BEGIN

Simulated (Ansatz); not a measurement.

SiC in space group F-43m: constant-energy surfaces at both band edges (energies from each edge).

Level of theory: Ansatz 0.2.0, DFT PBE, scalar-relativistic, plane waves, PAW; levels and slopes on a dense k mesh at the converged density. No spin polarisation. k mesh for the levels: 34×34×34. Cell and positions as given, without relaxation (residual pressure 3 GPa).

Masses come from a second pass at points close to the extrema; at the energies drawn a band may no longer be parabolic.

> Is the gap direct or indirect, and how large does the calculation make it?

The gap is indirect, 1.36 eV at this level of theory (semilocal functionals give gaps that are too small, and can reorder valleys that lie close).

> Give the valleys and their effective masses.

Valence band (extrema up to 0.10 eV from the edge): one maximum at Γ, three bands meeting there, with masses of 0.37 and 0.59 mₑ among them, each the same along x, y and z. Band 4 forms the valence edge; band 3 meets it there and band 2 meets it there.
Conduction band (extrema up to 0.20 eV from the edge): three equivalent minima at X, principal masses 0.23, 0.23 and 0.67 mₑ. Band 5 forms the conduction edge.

END

_Activity_.
Lines from the first one above through the line containing "Valence band (extrema" are to be retyped exactly, both included, and nothing more.

_Exercise output_.
Simulated (Ansatz); not a measurement.

SiC in space group F-43m: constant-energy surfaces at both band edges (energies from each edge).

Level of theory: Ansatz 0.2.0, DFT PBE, scalar-relativistic, plane waves, PAW; levels and slopes on a dense k mesh at the converged density. No spin polarisation. k mesh for the levels: 34×34×34. Cell and positions as given, without relaxation (residual pressure 3 GPa).

Masses come from a second pass at points close to the extrema; at the energies drawn a band may no longer be parabolic.

> Is the gap direct or indirect, and how large does the calculation make it?

The gap is indirect, 1.36 eV at this level of theory (semilocal functionals give gaps that are too small, and can reorder valleys that lie close).

> Give the valleys and their effective masses.

Valence band (extrema up to 0.10 eV from the edge): one maximum at Γ, three bands meeting there, with masses of 0.37 and 0.59 mₑ among them, each the same along x, y and z. Band 4 forms the valence edge; band 3 meets it there and band 2 meets it there.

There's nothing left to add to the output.